'''

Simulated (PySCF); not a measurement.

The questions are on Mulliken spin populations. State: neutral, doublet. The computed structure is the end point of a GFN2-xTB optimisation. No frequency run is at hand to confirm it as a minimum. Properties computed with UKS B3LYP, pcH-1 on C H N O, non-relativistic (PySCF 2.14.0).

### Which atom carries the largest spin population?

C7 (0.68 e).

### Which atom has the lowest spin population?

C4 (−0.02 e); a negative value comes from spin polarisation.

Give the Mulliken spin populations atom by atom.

'''

# REQUIREMENT:
The data above needs retyping. Reproduce each line exactly.

# EXERCISE RESPONSE:
Simulated (PySCF); not a measurement.

The questions are on Mulliken spin populations. State: neutral, doublet. The computed structure is the end point of a GFN2-xTB optimisation. No frequency run is at hand to confirm it as a minimum. Properties computed with UKS B3LYP, pcH-1 on C H N O, non-relativistic (PySCF 2.14.0).

### Which atom carries the largest spin population?

C7 (0.68 e).

### Which atom has the lowest spin population?

C4 (−0.02 e); a negative value comes from spin polarisation.

Give the Mulliken spin populations atom by atom.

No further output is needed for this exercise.